### Information given
__________________________________________________

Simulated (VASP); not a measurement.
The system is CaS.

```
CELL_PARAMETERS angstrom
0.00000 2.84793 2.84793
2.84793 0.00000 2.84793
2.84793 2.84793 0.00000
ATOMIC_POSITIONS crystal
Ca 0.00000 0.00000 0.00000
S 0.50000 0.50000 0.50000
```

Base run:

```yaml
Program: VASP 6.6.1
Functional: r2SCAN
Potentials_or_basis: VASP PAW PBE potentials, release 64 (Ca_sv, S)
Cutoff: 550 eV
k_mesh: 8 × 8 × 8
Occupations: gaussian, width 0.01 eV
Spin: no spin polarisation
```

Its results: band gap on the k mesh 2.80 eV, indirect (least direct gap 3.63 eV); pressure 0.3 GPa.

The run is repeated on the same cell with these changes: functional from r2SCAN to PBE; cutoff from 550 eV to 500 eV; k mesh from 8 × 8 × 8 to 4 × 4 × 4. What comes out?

__________________________________________________

### Task item
Reproduce the whole listing above exactly.

### Task response
Simulated (VASP); not a measurement.
The system is CaS.

```
CELL_PARAMETERS angstrom
0.00000 2.84793 2.84793
2.84793 0.00000 2.84793
2.84793 2.84793 0.00000
ATOMIC_POSITIONS crystal
Ca 0.00000 0.00000 0.00000
S 0.50000 0.50000 0.50000
```

Base run:

```yaml
Program: VASP 6.6.1
Functional: r2SCAN
Potentials_or_basis: VASP PAW PBE potentials, release 64 (Ca_sv, S)
Cutoff: 550 eV
k_mesh: 8 × 8 × 8
Occupations: gaussian, width 0.01 eV
Spin: no spin polarisation
```

Its results: band gap on the k mesh 2.80 eV, indirect (least direct gap 3.63 eV); pressure 0.3 GPa.

The run is repeated on the same cell with these changes: functional from r2SCAN to PBE; cutoff from 550 eV to 500 eV; k mesh from 8 × 8 × 8 to 4 × 4 × 4. What comes out?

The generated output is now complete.